### Work task
Each line below should be repeated exactly as it stands.

### Given information
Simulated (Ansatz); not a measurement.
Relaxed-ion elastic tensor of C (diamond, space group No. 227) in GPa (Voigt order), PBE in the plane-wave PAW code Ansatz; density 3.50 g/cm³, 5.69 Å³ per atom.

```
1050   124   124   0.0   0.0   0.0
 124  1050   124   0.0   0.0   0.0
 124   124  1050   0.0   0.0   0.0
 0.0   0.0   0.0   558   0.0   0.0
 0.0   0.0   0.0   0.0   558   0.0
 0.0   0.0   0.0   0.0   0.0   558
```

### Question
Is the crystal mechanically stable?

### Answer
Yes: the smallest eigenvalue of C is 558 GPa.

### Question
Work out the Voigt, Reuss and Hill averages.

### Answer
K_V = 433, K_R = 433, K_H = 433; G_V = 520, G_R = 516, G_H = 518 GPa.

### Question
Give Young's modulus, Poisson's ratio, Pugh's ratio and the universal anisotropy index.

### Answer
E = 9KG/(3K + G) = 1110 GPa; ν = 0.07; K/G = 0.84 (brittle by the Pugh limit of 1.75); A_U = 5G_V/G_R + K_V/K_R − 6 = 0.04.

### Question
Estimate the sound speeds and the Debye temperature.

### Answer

### Written reply
Simulated (Ansatz); not a measurement.
Relaxed-ion elastic tensor of C (diamond, space group No. 227) in GPa (Voigt order), PBE in the plane-wave PAW code Ansatz; density 3.50 g/cm³, 5.69 Å³ per atom.

```
1050   124   124   0.0   0.0   0.0
 124  1050   124   0.0   0.0   0.0
 124   124  1050   0.0   0.0   0.0
 0.0   0.0   0.0   558   0.0   0.0
 0.0   0.0   0.0   0.0   558   0.0
 0.0   0.0   0.0   0.0   0.0   558
```

### Question
Is the crystal mechanically stable?

### Answer
Yes: the smallest eigenvalue of C is 558 GPa.

### Question
Work out the Voigt, Reuss and Hill averages.

### Answer
K_V = 433, K_R = 433, K_H = 433; G_V = 520, G_R = 516, G_H = 518 GPa.

### Question
Give Young's modulus, Poisson's ratio, Pugh's ratio and the universal anisotropy index.

### Answer
E = 9KG/(3K + G) = 1110 GPa; ν = 0.07; K/G = 0.84 (brittle by the Pugh limit of 1.75); A_U = 5G_V/G_R + K_V/K_R − 6 = 0.04.

### Question
Estimate the sound speeds and the Debye temperature.

### Answer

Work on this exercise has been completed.